PROVIDED MATERIAL =
——————

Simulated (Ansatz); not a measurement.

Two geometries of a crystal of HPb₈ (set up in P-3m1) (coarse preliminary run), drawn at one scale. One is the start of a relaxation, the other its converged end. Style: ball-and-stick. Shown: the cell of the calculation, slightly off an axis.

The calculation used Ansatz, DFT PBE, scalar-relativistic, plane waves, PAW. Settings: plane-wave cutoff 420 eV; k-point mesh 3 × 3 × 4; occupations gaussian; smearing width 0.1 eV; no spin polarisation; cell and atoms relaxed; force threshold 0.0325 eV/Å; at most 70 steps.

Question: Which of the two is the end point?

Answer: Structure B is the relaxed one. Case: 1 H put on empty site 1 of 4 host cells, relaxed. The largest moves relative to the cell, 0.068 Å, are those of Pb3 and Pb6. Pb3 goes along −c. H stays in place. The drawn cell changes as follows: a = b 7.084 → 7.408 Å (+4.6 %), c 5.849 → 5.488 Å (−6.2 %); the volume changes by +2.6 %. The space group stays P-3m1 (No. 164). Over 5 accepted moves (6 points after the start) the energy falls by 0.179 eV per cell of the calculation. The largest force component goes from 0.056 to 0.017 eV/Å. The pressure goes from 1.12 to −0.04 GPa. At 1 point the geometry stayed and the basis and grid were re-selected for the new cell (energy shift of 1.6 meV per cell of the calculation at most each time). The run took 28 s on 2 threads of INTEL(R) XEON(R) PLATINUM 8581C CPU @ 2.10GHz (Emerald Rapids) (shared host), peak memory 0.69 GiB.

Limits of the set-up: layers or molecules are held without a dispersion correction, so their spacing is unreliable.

——————

WORK ORDER = Looking at the data above, write out exactly the lines that start at the one containing "Two geometries of" and end at the one containing "Question: Which of the two is the end point?"; include both and nothing beyond.

WRITTEN REPLY =
Two geometries of a crystal of HPb₈ (set up in P-3m1) (coarse preliminary run), drawn at one scale. One is the start of a relaxation, the other its converged end. Style: ball-and-stick. Shown: the cell of the calculation, slightly off an axis.

The calculation used Ansatz, DFT PBE, scalar-relativistic, plane waves, PAW. Settings: plane-wave cutoff 420 eV; k-point mesh 3 × 3 × 4; occupations gaussian; smearing width 0.1 eV; no spin polarisation; cell and atoms relaxed; force threshold 0.0325 eV/Å; at most 70 steps.

Question: Which of the two is the end point?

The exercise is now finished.